Repeat the listing below exactly.

========================================
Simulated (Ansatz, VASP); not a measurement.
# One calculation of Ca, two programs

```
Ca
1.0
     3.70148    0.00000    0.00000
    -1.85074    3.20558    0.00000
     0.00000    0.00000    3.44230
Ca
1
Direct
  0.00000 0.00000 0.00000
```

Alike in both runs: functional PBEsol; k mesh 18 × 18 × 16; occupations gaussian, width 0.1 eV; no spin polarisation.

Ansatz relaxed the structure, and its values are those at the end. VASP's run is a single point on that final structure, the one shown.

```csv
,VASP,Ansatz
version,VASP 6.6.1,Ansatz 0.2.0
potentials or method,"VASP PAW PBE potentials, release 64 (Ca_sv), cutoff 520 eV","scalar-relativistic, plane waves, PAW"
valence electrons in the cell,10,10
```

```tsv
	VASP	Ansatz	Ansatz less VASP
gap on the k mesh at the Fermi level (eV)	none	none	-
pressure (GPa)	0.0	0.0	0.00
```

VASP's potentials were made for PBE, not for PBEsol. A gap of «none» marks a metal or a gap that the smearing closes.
========================================

WRITTEN SOLUTION:
Simulated (Ansatz, VASP); not a measurement.
# One calculation of Ca, two programs

```
Ca
1.0
     3.70148    0.00000    0.00000
    -1.85074    3.20558    0.00000
     0.00000    0.00000    3.44230
Ca
1
Direct
  0.00000 0.00000 0.00000
```

Alike in both runs: functional PBEsol; k mesh 18 × 18 × 16; occupations gaussian, width 0.1 eV; no spin polarisation.

Ansatz relaxed the structure, and its values are those at the end. VASP's run is a single point on that final structure, the one shown.

```csv
,VASP,Ansatz
version,VASP 6.6.1,Ansatz 0.2.0
potentials or method,"VASP PAW PBE potentials, release 64 (Ca_sv), cutoff 520 eV","scalar-relativistic, plane waves, PAW"
valence electrons in the cell,10,10
```

```tsv
	VASP	Ansatz	Ansatz less VASP
gap on the k mesh at the Fermi level (eV)	none	none	-
pressure (GPa)	0.0	0.0	0.00
```

VASP's potentials were made for PBE, not for PBEsol. A gap of «none» marks a metal or a gap that the smearing closes.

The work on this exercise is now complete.